→ Activity
Start at the first line of the listing below. Write out each line exactly, stopping after the one that contains "This script for".

-- Opening Marker --

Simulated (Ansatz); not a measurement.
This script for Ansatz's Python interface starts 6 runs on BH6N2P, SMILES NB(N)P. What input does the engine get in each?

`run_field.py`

-- Closing Marker --

→ Written reply
Simulated (Ansatz); not a measurement.
This script for Ansatz's Python interface starts 6 runs on BH6N2P, SMILES NB(N)P. What input does the engine get in each?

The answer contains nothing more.